**Information shown**
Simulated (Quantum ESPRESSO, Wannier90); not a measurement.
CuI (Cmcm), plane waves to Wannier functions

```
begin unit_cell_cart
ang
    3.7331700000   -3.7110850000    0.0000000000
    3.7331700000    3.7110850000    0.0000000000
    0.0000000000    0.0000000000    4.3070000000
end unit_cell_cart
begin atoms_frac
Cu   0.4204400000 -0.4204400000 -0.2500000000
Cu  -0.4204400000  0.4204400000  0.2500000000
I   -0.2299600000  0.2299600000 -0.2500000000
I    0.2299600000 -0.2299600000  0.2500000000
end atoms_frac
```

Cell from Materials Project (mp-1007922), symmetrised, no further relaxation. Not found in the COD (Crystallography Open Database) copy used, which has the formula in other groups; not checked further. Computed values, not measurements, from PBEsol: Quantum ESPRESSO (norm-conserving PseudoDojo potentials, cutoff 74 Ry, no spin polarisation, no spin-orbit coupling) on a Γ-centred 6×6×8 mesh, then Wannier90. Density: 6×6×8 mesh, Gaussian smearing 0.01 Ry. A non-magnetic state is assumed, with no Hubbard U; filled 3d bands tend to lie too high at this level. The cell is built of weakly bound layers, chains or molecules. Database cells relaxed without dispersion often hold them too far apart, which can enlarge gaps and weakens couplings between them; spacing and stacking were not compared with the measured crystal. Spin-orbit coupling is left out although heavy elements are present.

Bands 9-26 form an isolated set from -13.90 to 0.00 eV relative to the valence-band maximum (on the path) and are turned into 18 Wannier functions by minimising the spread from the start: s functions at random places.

**Activity**
Your output is to be the lines of the listing, exact and complete, starting at the first and ending with the line that contains "Cell from Materials".

**Exercise result**
Simulated (Quantum ESPRESSO, Wannier90); not a measurement.
CuI (Cmcm), plane waves to Wannier functions

```
begin unit_cell_cart
ang
    3.7331700000   -3.7110850000    0.0000000000
    3.7331700000    3.7110850000    0.0000000000
    0.0000000000    0.0000000000    4.3070000000
end unit_cell_cart
begin atoms_frac
Cu   0.4204400000 -0.4204400000 -0.2500000000
Cu  -0.4204400000  0.4204400000  0.2500000000
I   -0.2299600000  0.2299600000 -0.2500000000
I    0.2299600000 -0.2299600000  0.2500000000
end atoms_frac
```

Cell from Materials Project (mp-1007922), symmetrised, no further relaxation. Not found in the COD (Crystallography Open Database) copy used, which has the formula in other groups; not checked further. Computed values, not measurements, from PBEsol: Quantum ESPRESSO (norm-conserving PseudoDojo potentials, cutoff 74 Ry, no spin polarisation, no spin-orbit coupling) on a Γ-centred 6×6×8 mesh, then Wannier90. Density: 6×6×8 mesh, Gaussian smearing 0.01 Ry. A non-magnetic state is assumed, with no Hubbard U; filled 3d bands tend to lie too high at this level. The cell is built of weakly bound layers, chains or molecules. Database cells relaxed without dispersion often hold them too far apart, which can enlarge gaps and weakens couplings between them; spacing and stacking were not compared with the measured crystal. Spin-orbit coupling is left out although heavy elements are present.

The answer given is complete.